### Given data
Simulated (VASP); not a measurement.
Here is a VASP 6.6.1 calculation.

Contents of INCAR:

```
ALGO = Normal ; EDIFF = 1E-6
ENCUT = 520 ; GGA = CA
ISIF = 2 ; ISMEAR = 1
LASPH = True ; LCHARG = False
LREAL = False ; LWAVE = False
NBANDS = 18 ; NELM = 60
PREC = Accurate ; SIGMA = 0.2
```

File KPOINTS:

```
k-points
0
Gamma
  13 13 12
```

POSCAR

### Exercise
Return the data above in full. Keep every line exactly as it is.

### Problem solution
Simulated (VASP); not a measurement.
Here is a VASP 6.6.1 calculation.

Contents of INCAR:

```
ALGO = Normal ; EDIFF = 1E-6
ENCUT = 520 ; GGA = CA
ISIF = 2 ; ISMEAR = 1
LASPH = True ; LCHARG = False
LREAL = False ; LWAVE = False
NBANDS = 18 ; NELM = 60
PREC = Accurate ; SIGMA = 0.2
```

File KPOINTS:

```
k-points
0
Gamma
  13 13 12
```

POSCAR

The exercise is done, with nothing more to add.